---------------
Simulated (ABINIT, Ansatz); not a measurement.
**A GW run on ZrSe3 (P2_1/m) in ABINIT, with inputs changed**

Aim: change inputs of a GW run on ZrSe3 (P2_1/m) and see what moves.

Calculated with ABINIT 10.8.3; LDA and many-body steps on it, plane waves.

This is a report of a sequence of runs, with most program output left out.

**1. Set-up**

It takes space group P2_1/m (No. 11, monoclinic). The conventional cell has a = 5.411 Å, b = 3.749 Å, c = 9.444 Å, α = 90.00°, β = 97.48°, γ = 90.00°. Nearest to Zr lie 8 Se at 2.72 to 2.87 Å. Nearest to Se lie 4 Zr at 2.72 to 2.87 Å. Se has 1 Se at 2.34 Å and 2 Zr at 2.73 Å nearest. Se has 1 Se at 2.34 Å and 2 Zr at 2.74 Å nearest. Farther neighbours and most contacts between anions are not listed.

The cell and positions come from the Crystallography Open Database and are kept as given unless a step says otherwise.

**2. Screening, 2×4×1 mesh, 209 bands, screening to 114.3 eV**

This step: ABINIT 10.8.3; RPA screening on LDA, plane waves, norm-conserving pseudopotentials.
---------------

Required action.
Nothing in the data may be left out; copy every line exactly.

Answer area.
Simulated (ABINIT, Ansatz); not a measurement.
**A GW run on ZrSe3 (P2_1/m) in ABINIT, with inputs changed**

Aim: change inputs of a GW run on ZrSe3 (P2_1/m) and see what moves.

Calculated with ABINIT 10.8.3; LDA and many-body steps on it, plane waves.

This is a report of a sequence of runs, with most program output left out.

**1. Set-up**

It takes space group P2_1/m (No. 11, monoclinic). The conventional cell has a = 5.411 Å, b = 3.749 Å, c = 9.444 Å, α = 90.00°, β = 97.48°, γ = 90.00°. Nearest to Zr lie 8 Se at 2.72 to 2.87 Å. Nearest to Se lie 4 Zr at 2.72 to 2.87 Å. Se has 1 Se at 2.34 Å and 2 Zr at 2.73 Å nearest. Se has 1 Se at 2.34 Å and 2 Zr at 2.74 Å nearest. Farther neighbours and most contacts between anions are not listed.

The cell and positions come from the Crystallography Open Database and are kept as given unless a step says otherwise.

**2. Screening, 2×4×1 mesh, 209 bands, screening to 114.3 eV**

This step: ABINIT 10.8.3; RPA screening on LDA, plane waves, norm-conserving pseudopotentials.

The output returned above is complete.